◆ Exercise ◆
Your task is to write out exactly the lines of the listing below, from the first down to the line that holds "Limits of the".

┄┄┄┄┄┄┄┄┄┄

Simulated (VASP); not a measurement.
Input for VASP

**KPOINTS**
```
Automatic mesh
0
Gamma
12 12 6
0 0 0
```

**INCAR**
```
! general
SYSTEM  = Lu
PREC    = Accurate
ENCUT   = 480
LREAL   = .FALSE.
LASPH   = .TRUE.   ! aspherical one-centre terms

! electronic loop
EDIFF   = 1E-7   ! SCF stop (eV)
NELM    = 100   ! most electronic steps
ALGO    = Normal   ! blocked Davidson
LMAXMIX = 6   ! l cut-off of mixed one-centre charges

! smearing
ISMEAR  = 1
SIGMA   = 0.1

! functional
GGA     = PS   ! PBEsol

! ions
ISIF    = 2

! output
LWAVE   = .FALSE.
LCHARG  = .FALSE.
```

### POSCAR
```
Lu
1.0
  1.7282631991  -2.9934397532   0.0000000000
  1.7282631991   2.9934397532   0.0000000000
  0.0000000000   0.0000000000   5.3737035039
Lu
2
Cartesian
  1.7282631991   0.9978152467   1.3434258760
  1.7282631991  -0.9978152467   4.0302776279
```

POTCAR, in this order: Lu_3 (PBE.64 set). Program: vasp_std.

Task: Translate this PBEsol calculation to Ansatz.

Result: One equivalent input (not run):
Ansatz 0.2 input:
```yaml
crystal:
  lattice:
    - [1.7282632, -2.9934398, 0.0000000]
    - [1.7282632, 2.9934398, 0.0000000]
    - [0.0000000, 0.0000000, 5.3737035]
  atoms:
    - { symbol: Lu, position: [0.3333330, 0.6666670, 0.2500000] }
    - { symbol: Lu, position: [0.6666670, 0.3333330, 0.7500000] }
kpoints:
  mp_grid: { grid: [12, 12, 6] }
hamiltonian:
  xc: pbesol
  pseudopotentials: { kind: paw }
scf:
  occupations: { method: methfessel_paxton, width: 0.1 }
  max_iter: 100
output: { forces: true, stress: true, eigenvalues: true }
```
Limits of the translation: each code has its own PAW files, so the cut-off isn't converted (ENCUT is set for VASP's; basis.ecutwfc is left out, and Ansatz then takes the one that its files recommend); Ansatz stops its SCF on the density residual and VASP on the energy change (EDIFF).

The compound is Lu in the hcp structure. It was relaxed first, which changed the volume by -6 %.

┄┄┄┄┄┄┄┄┄┄

◆ Worked solution ◆
Simulated (VASP); not a measurement.
Input for VASP

**KPOINTS**
```
Automatic mesh
0
Gamma
12 12 6
0 0 0
```

**INCAR**
```
! general
SYSTEM  = Lu
PREC    = Accurate
ENCUT   = 480
LREAL   = .FALSE.
LASPH   = .TRUE.   ! aspherical one-centre terms

! electronic loop
EDIFF   = 1E-7   ! SCF stop (eV)
NELM    = 100   ! most electronic steps
ALGO    = Normal   ! blocked Davidson
LMAXMIX = 6   ! l cut-off of mixed one-centre charges

! smearing
ISMEAR  = 1
SIGMA   = 0.1

! functional
GGA     = PS   ! PBEsol

! ions
ISIF    = 2

! output
LWAVE   = .FALSE.
LCHARG  = .FALSE.
```

### POSCAR
```
Lu
1.0
  1.7282631991  -2.9934397532   0.0000000000
  1.7282631991   2.9934397532   0.0000000000
  0.0000000000   0.0000000000   5.3737035039
Lu
2
Cartesian
  1.7282631991   0.9978152467   1.3434258760
  1.7282631991  -0.9978152467   4.0302776279
```

POTCAR, in this order: Lu_3 (PBE.64 set). Program: vasp_std.

Task: Translate this PBEsol calculation to Ansatz.

Result: One equivalent input (not run):
Ansatz 0.2 input:
```yaml
crystal:
  lattice:
    - [1.7282632, -2.9934398, 0.0000000]
    - [1.7282632, 2.9934398, 0.0000000]
    - [0.0000000, 0.0000000, 5.3737035]
  atoms:
    - { symbol: Lu, position: [0.3333330, 0.6666670, 0.2500000] }
    - { symbol: Lu, position: [0.6666670, 0.3333330, 0.7500000] }
kpoints:
  mp_grid: { grid: [12, 12, 6] }
hamiltonian:
  xc: pbesol
  pseudopotentials: { kind: paw }
scf:
  occupations: { method: methfessel_paxton, width: 0.1 }
  max_iter: 100
output: { forces: true, stress: true, eigenvalues: true }
```
Limits of the translation: each code has its own PAW files, so the cut-off isn't converted (ENCUT is set for VASP's; basis.ecutwfc is left out, and Ansatz then takes the one that its files recommend); Ansatz stops its SCF on the density residual and VASP on the energy change (EDIFF).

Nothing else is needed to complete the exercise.